→ **Required action**
Retype the listing that follows, word for word.

· · · ·

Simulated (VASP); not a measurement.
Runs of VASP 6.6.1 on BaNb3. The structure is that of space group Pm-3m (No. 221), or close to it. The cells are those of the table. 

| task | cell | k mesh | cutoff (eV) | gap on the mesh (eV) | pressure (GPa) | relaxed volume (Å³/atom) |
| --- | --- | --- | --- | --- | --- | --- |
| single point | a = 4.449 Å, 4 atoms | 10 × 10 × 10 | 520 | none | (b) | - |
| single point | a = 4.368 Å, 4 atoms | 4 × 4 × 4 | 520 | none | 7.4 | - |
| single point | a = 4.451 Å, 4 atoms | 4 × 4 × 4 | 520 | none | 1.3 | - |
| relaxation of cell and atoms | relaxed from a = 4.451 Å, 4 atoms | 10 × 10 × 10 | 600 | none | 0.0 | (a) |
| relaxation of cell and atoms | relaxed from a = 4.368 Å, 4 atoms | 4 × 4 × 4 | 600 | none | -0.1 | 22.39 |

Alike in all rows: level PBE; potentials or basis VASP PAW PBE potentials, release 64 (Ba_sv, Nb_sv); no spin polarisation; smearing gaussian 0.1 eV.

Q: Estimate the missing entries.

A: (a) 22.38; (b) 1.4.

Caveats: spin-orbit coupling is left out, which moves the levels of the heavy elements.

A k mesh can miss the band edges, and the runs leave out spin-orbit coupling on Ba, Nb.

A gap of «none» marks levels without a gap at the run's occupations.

· · · ·

→ **Your solution**
Simulated (VASP); not a measurement.
Runs of VASP 6.6.1 on BaNb3. The structure is that of space group Pm-3m (No. 221), or close to it. The cells are those of the table. 

| task | cell | k mesh | cutoff (eV) | gap on the mesh (eV) | pressure (GPa) | relaxed volume (Å³/atom) |
| --- | --- | --- | --- | --- | --- | --- |
| single point | a = 4.449 Å, 4 atoms | 10 × 10 × 10 | 520 | none | (b) | - |
| single point | a = 4.368 Å, 4 atoms | 4 × 4 × 4 | 520 | none | 7.4 | - |
| single point | a = 4.451 Å, 4 atoms | 4 × 4 × 4 | 520 | none | 1.3 | - |
| relaxation of cell and atoms | relaxed from a = 4.451 Å, 4 atoms | 10 × 10 × 10 | 600 | none | 0.0 | (a) |
| relaxation of cell and atoms | relaxed from a = 4.368 Å, 4 atoms | 4 × 4 × 4 | 600 | none | -0.1 | 22.39 |

Alike in all rows: level PBE; potentials or basis VASP PAW PBE potentials, release 64 (Ba_sv, Nb_sv); no spin polarisation; smearing gaussian 0.1 eV.

Q: Estimate the missing entries.

A: (a) 22.38; (b) 1.4.

Caveats: spin-orbit coupling is left out, which moves the levels of the heavy elements.

A k mesh can miss the band edges, and the runs leave out spin-orbit coupling on Ba, Nb.

A gap of «none» marks levels without a gap at the run's occupations.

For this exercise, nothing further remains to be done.